=======

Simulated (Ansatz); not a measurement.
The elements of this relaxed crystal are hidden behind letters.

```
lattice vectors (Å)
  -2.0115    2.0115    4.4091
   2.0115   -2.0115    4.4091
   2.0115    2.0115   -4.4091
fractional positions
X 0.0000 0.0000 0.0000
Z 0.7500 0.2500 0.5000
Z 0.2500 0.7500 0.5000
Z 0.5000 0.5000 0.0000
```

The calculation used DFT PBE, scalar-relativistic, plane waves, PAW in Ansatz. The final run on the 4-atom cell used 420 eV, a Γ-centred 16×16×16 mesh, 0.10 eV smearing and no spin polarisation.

=======

» **Exercise**
The entries shown above should be copied out word for word.

» **Task result**
Simulated (Ansatz); not a measurement.
The elements of this relaxed crystal are hidden behind letters.

```
lattice vectors (Å)
  -2.0115    2.0115    4.4091
   2.0115   -2.0115    4.4091
   2.0115    2.0115   -4.4091
fractional positions
X 0.0000 0.0000 0.0000
Z 0.7500 0.2500 0.5000
Z 0.2500 0.7500 0.5000
Z 0.5000 0.5000 0.0000
```

The calculation used DFT PBE, scalar-relativistic, plane waves, PAW in Ansatz. The final run on the 4-atom cell used 420 eV, a Γ-centred 16×16×16 mesh, 0.10 eV smearing and no spin polarisation.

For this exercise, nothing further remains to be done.